Set every entry down again exactly, omitting none.

── INFORMATION GIVEN

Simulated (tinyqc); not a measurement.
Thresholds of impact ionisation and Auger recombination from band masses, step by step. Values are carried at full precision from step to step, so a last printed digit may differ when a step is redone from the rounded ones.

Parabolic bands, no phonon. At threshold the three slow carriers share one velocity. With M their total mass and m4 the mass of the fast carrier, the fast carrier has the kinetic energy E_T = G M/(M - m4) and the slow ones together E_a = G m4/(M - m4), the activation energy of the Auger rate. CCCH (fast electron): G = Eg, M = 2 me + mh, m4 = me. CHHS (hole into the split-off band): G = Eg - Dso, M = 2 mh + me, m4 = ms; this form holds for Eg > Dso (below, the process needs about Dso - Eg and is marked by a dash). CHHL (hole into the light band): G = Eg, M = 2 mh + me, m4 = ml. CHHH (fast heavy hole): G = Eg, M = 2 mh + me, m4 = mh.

────

▸ **EXERCISE ANSWER**:
Simulated (tinyqc); not a measurement.
Thresholds of impact ionisation and Auger recombination from band masses, step by step. Values are carried at full precision from step to step, so a last printed digit may differ when a step is redone from the rounded ones.

Parabolic bands, no phonon. At threshold the three slow carriers share one velocity. With M their total mass and m4 the mass of the fast carrier, the fast carrier has the kinetic energy E_T = G M/(M - m4) and the slow ones together E_a = G m4/(M - m4), the activation energy of the Auger rate. CCCH (fast electron): G = Eg, M = 2 me + mh, m4 = me. CHHS (hole into the split-off band): G = Eg - Dso, M = 2 mh + me, m4 = ms; this form holds for Eg > Dso (below, the process needs about Dso - Eg and is marked by a dash). CHHL (hole into the light band): G = Eg, M = 2 mh + me, m4 = ml. CHHH (fast heavy hole): G = Eg, M = 2 mh + me, m4 = mh.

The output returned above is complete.